> **Assigned task**
Would you return the full listing exactly, with nothing altered?

Data for review: Begin

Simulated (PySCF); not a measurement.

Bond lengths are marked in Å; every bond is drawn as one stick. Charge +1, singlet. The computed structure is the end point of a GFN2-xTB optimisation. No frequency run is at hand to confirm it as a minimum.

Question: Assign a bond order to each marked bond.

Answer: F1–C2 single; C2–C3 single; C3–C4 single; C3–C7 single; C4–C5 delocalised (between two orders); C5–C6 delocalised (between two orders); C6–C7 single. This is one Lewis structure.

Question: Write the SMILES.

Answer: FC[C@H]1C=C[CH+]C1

Data for review: End

> **Reply**
Simulated (PySCF); not a measurement.

Bond lengths are marked in Å; every bond is drawn as one stick. Charge +1, singlet. The computed structure is the end point of a GFN2-xTB optimisation. No frequency run is at hand to confirm it as a minimum.

Question: Assign a bond order to each marked bond.

Answer: F1–C2 single; C2–C3 single; C3–C4 single; C3–C7 single; C4–C5 delocalised (between two orders); C5–C6 delocalised (between two orders); C6–C7 single. This is one Lewis structure.

Question: Write the SMILES.

Answer: FC[C@H]1C=C[CH+]C1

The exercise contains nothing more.